- - - -

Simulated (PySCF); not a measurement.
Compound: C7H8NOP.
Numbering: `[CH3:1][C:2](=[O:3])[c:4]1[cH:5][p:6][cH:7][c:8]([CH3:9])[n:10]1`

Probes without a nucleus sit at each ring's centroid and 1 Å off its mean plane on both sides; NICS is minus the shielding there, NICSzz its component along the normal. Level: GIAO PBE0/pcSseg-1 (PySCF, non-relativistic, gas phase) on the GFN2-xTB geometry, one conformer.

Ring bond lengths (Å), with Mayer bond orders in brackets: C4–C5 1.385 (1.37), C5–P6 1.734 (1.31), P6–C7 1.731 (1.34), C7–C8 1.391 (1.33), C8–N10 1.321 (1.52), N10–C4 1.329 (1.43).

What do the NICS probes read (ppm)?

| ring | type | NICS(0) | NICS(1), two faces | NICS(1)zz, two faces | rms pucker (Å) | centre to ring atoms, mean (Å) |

- - - -

* Brief
Copy the data once more. Leave nothing out.

* Written answer
Simulated (PySCF); not a measurement.
Compound: C7H8NOP.
Numbering: `[CH3:1][C:2](=[O:3])[c:4]1[cH:5][p:6][cH:7][c:8]([CH3:9])[n:10]1`

Probes without a nucleus sit at each ring's centroid and 1 Å off its mean plane on both sides; NICS is minus the shielding there, NICSzz its component along the normal. Level: GIAO PBE0/pcSseg-1 (PySCF, non-relativistic, gas phase) on the GFN2-xTB geometry, one conformer.

Ring bond lengths (Å), with Mayer bond orders in brackets: C4–C5 1.385 (1.37), C5–P6 1.734 (1.31), P6–C7 1.731 (1.34), C7–C8 1.391 (1.33), C8–N10 1.321 (1.52), N10–C4 1.329 (1.43).

What do the NICS probes read (ppm)?

| ring | type | NICS(0) | NICS(1), two faces | NICS(1)zz, two faces | rms pucker (Å) | centre to ring atoms, mean (Å) |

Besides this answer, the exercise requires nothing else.